((

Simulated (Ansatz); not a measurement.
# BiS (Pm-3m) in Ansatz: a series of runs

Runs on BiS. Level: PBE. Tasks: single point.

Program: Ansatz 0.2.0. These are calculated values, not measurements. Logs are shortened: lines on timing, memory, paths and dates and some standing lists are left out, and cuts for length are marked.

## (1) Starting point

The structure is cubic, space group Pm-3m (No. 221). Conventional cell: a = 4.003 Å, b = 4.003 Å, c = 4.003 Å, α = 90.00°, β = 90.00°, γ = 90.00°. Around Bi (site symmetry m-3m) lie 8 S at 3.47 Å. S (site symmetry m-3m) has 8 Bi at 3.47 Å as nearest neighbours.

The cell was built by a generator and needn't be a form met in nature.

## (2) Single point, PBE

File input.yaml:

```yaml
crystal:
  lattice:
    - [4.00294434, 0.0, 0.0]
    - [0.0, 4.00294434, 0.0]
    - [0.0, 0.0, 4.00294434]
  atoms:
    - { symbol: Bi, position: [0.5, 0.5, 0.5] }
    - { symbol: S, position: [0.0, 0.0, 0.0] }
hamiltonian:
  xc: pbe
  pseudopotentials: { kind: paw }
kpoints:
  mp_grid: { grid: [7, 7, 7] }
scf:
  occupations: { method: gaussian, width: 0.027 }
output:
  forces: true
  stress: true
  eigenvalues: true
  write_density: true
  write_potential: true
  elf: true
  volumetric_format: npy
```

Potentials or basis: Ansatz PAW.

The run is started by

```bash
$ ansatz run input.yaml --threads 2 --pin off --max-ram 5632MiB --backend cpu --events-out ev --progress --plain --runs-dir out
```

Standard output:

))

WORK REQUEST
In the entries above, restate word for word the lines between the one holding "# BiS (Pm-3m) in Ansatz: a series of runs" and the one holding "## (1) Starting point", inclusive, and nothing besides.

RESULT
# BiS (Pm-3m) in Ansatz: a series of runs

Runs on BiS. Level: PBE. Tasks: single point.

Program: Ansatz 0.2.0. These are calculated values, not measurements. Logs are shortened: lines on timing, memory, paths and dates and some standing lists are left out, and cuts for length are marked.

## (1) Starting point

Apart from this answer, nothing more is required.